-- Action item --
Every record is to be restated exactly, with nothing left out.

+++
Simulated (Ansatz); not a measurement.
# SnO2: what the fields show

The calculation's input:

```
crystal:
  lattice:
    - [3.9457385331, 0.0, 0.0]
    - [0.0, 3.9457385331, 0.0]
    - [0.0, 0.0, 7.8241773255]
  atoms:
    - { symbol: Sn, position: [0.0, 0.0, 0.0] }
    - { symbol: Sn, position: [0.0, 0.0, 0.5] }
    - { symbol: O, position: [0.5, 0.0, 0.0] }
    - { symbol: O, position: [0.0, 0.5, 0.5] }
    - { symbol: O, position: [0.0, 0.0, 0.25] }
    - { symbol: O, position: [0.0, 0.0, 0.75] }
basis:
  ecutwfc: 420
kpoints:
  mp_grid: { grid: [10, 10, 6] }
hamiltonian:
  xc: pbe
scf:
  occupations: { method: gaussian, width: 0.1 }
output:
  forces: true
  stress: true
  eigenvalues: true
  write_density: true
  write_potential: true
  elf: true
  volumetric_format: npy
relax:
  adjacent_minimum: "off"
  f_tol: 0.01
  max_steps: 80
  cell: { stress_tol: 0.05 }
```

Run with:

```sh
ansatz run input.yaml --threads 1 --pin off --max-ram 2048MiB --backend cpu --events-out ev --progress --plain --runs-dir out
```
+++

-- Your response --
Simulated (Ansatz); not a measurement.
# SnO2: what the fields show

The calculation's input:

```
crystal:
  lattice:
    - [3.9457385331, 0.0, 0.0]
    - [0.0, 3.9457385331, 0.0]
    - [0.0, 0.0, 7.8241773255]
  atoms:
    - { symbol: Sn, position: [0.0, 0.0, 0.0] }
    - { symbol: Sn, position: [0.0, 0.0, 0.5] }
    - { symbol: O, position: [0.5, 0.0, 0.0] }
    - { symbol: O, position: [0.0, 0.5, 0.5] }
    - { symbol: O, position: [0.0, 0.0, 0.25] }
    - { symbol: O, position: [0.0, 0.0, 0.75] }
basis:
  ecutwfc: 420
kpoints:
  mp_grid: { grid: [10, 10, 6] }
hamiltonian:
  xc: pbe
scf:
  occupations: { method: gaussian, width: 0.1 }
output:
  forces: true
  stress: true
  eigenvalues: true
  write_density: true
  write_potential: true
  elf: true
  volumetric_format: npy
relax:
  adjacent_minimum: "off"
  f_tol: 0.01
  max_steps: 80
  cell: { stress_tol: 0.05 }
```

Run with:

```sh
ansatz run input.yaml --threads 1 --pin off --max-ram 2048MiB --backend cpu --events-out ev --progress --plain --runs-dir out
```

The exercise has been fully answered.